REQUIREMENT:
Each of the records that follow needs an exact reproduction.

======

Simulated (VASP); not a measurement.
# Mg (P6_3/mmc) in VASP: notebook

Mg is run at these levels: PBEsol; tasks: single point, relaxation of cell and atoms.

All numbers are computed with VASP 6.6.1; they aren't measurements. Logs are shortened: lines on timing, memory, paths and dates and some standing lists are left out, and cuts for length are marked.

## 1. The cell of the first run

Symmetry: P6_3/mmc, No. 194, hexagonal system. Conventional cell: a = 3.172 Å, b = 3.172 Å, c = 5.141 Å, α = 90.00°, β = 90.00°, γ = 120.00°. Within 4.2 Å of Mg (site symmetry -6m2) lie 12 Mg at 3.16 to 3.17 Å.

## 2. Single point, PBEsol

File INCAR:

======

WRITTEN ANSWER:
Simulated (VASP); not a measurement.
# Mg (P6_3/mmc) in VASP: notebook

Mg is run at these levels: PBEsol; tasks: single point, relaxation of cell and atoms.

All numbers are computed with VASP 6.6.1; they aren't measurements. Logs are shortened: lines on timing, memory, paths and dates and some standing lists are left out, and cuts for length are marked.

## 1. The cell of the first run

Symmetry: P6_3/mmc, No. 194, hexagonal system. Conventional cell: a = 3.172 Å, b = 3.172 Å, c = 5.141 Å, α = 90.00°, β = 90.00°, γ = 120.00°. Within 4.2 Å of Mg (site symmetry -6m2) lie 12 Mg at 3.16 to 3.17 Å.

## 2. Single point, PBEsol

File INCAR:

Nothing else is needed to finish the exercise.